DATA EXTRACT:
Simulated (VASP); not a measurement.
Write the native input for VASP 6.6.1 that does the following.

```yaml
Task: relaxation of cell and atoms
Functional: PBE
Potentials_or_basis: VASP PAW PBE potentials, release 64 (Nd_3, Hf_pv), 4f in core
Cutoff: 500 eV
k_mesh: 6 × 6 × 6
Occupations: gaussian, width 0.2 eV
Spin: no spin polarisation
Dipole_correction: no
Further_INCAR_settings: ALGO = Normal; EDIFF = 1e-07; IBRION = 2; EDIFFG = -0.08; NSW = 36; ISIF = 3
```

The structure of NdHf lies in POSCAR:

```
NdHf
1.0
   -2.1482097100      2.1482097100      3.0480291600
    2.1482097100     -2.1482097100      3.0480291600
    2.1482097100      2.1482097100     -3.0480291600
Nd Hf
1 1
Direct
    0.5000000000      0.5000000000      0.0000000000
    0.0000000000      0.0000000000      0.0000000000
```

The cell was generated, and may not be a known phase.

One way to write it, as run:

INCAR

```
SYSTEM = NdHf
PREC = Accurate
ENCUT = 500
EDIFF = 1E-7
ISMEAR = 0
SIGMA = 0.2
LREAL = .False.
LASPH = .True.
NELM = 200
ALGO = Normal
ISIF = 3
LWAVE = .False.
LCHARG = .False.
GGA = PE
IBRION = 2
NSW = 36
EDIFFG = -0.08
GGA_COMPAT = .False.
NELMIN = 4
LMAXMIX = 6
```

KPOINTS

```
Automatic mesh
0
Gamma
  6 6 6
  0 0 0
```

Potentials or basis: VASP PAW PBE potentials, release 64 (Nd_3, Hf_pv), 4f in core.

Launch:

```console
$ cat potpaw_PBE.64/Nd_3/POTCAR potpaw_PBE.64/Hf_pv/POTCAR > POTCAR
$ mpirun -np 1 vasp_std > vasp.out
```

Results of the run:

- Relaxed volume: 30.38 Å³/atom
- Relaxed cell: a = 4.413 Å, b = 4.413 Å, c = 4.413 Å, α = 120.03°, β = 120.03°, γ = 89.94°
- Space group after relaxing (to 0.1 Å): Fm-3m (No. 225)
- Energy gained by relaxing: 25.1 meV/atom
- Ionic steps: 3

WORK TASK:
Exactly those lines that run from the start of the listing to the line containing "- Relaxed volume: 30.38 Å³/atom" should be output, and no others.

EXERCISE RESPONSE:
Simulated (VASP); not a measurement.
Write the native input for VASP 6.6.1 that does the following.

```yaml
Task: relaxation of cell and atoms
Functional: PBE
Potentials_or_basis: VASP PAW PBE potentials, release 64 (Nd_3, Hf_pv), 4f in core
Cutoff: 500 eV
k_mesh: 6 × 6 × 6
Occupations: gaussian, width 0.2 eV
Spin: no spin polarisation
Dipole_correction: no
Further_INCAR_settings: ALGO = Normal; EDIFF = 1e-07; IBRION = 2; EDIFFG = -0.08; NSW = 36; ISIF = 3
```

The structure of NdHf lies in POSCAR:

```
NdHf
1.0
   -2.1482097100      2.1482097100      3.0480291600
    2.1482097100     -2.1482097100      3.0480291600
    2.1482097100      2.1482097100     -3.0480291600
Nd Hf
1 1
Direct
    0.5000000000      0.5000000000      0.0000000000
    0.0000000000      0.0000000000      0.0000000000
```

The cell was generated, and may not be a known phase.

One way to write it, as run:

INCAR

```
SYSTEM = NdHf
PREC = Accurate
ENCUT = 500
EDIFF = 1E-7
ISMEAR = 0
SIGMA = 0.2
LREAL = .False.
LASPH = .True.
NELM = 200
ALGO = Normal
ISIF = 3
LWAVE = .False.
LCHARG = .False.
GGA = PE
IBRION = 2
NSW = 36
EDIFFG = -0.08
GGA_COMPAT = .False.
NELMIN = 4
LMAXMIX = 6
```

KPOINTS

```
Automatic mesh
0
Gamma
  6 6 6
  0 0 0
```

Potentials or basis: VASP PAW PBE potentials, release 64 (Nd_3, Hf_pv), 4f in core.

Launch:

```console
$ cat potpaw_PBE.64/Nd_3/POTCAR potpaw_PBE.64/Hf_pv/POTCAR > POTCAR
$ mpirun -np 1 vasp_std > vasp.out
```

Results of the run:

- Relaxed volume: 30.38 Å³/atom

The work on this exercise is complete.